___

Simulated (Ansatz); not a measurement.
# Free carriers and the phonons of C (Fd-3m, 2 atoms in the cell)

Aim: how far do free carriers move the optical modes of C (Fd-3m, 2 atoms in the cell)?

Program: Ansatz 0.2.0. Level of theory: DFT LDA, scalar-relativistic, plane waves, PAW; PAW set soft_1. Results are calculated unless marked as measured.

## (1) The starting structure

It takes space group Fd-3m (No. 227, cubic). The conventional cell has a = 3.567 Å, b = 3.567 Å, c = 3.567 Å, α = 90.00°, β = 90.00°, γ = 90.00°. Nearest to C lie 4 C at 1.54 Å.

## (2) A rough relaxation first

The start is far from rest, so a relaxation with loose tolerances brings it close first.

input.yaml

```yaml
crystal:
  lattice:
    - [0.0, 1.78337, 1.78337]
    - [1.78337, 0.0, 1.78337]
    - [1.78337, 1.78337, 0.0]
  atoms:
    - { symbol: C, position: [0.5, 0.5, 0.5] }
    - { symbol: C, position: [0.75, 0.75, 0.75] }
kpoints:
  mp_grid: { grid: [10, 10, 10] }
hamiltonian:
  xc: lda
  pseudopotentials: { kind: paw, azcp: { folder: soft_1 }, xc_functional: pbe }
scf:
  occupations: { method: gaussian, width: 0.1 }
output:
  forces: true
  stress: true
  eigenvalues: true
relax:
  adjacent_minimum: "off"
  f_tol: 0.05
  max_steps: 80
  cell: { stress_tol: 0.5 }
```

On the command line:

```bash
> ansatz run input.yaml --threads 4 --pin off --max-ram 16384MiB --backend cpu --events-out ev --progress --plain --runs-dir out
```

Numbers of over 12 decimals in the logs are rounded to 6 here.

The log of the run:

___

» Required action:
Above are some lines. Repeat exactly, and only, those from the line that has "On the command" through the line that has "Numbers of over".

» Answer section:
On the command line:

```bash
> ansatz run input.yaml --threads 4 --pin off --max-ram 16384MiB --backend cpu --events-out ev --progress --plain --runs-dir out
```

Numbers of over 12 decimals in the logs are rounded to 6 here.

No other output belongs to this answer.